Task item
Please copy every record exactly as it is written.

Segment Start: Supplied data

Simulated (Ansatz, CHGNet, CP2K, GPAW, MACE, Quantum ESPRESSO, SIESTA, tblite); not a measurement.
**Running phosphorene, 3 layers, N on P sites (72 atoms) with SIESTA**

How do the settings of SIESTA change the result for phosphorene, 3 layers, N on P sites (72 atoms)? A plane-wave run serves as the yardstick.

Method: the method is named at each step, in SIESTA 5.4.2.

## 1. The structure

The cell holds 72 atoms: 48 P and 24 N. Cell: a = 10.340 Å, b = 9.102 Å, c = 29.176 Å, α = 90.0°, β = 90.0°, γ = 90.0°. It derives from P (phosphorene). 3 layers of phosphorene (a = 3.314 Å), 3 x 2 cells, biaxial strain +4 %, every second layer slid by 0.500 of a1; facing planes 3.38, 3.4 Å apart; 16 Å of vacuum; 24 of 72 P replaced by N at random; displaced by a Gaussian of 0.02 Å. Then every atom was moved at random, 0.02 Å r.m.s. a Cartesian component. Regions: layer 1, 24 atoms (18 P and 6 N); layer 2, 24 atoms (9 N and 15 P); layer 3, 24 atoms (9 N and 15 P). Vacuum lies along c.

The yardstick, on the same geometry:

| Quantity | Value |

Segment End: Supplied data

Exercise result
Simulated (Ansatz, CHGNet, CP2K, GPAW, MACE, Quantum ESPRESSO, SIESTA, tblite); not a measurement.
**Running phosphorene, 3 layers, N on P sites (72 atoms) with SIESTA**

How do the settings of SIESTA change the result for phosphorene, 3 layers, N on P sites (72 atoms)? A plane-wave run serves as the yardstick.

Method: the method is named at each step, in SIESTA 5.4.2.

## 1. The structure

The cell holds 72 atoms: 48 P and 24 N. Cell: a = 10.340 Å, b = 9.102 Å, c = 29.176 Å, α = 90.0°, β = 90.0°, γ = 90.0°. It derives from P (phosphorene). 3 layers of phosphorene (a = 3.314 Å), 3 x 2 cells, biaxial strain +4 %, every second layer slid by 0.500 of a1; facing planes 3.38, 3.4 Å apart; 16 Å of vacuum; 24 of 72 P replaced by N at random; displaced by a Gaussian of 0.02 Å. Then every atom was moved at random, 0.02 Å r.m.s. a Cartesian component. Regions: layer 1, 24 atoms (18 P and 6 N); layer 2, 24 atoms (9 N and 15 P); layer 3, 24 atoms (9 N and 15 P). Vacuum lies along c.

The yardstick, on the same geometry:

| Quantity | Value |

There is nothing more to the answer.